[REQUIREMENT] Lines to restate from the data below: from the one containing "All numbers come" to the one containing "As a check, the", both included. Give them again exactly, and only them.

● ● ●
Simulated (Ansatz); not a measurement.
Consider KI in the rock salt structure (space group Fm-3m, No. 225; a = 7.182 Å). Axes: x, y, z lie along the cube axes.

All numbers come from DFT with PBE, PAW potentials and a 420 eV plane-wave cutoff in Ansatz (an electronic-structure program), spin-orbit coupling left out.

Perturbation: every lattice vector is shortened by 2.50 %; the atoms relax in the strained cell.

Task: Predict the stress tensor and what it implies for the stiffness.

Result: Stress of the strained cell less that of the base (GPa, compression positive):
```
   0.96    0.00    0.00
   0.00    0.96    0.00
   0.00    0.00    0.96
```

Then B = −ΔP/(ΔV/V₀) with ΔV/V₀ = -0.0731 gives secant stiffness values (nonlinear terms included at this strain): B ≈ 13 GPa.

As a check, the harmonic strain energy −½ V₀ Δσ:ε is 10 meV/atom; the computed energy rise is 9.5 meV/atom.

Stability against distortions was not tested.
● ● ●

[RESPONSE AREA]
All numbers come from DFT with PBE, PAW potentials and a 420 eV plane-wave cutoff in Ansatz (an electronic-structure program), spin-orbit coupling left out.

Perturbation: every lattice vector is shortened by 2.50 %; the atoms relax in the strained cell.

Task: Predict the stress tensor and what it implies for the stiffness.

Result: Stress of the strained cell less that of the base (GPa, compression positive):
```
   0.96    0.00    0.00
   0.00    0.96    0.00
   0.00    0.00    0.96
```

Then B = −ΔP/(ΔV/V₀) with ΔV/V₀ = -0.0731 gives secant stiffness values (nonlinear terms included at this strain): B ≈ 13 GPa.

As a check, the harmonic strain energy −½ V₀ Δσ:ε is 10 meV/atom; the computed energy rise is 9.5 meV/atom.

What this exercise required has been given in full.